◆ **WORK TASK**:
Quote exactly the lines from the start of the entries to the one with "Isolated molecules relaxed", both ends included.

◆ **INFORMATION GIVEN**:
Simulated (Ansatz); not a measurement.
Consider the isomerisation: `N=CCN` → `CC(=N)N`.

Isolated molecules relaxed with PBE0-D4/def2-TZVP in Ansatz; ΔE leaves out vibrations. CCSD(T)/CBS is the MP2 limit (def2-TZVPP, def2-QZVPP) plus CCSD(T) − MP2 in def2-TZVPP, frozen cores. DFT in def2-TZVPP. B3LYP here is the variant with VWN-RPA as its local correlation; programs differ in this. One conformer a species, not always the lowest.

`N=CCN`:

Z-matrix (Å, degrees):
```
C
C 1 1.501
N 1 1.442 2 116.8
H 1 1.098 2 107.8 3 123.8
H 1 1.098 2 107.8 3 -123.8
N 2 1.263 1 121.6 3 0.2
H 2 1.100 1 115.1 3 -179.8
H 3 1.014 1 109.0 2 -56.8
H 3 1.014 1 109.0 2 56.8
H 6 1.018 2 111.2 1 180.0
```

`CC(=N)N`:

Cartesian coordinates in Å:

◆ **EXERCISE RESULT**:
Simulated (Ansatz); not a measurement.
Consider the isomerisation: `N=CCN` → `CC(=N)N`.

Isolated molecules relaxed with PBE0-D4/def2-TZVP in Ansatz; ΔE leaves out vibrations. CCSD(T)/CBS is the MP2 limit (def2-TZVPP, def2-QZVPP) plus CCSD(T) − MP2 in def2-TZVPP, frozen cores. DFT in def2-TZVPP. B3LYP here is the variant with VWN-RPA as its local correlation; programs differ in this. One conformer a species, not always the lowest.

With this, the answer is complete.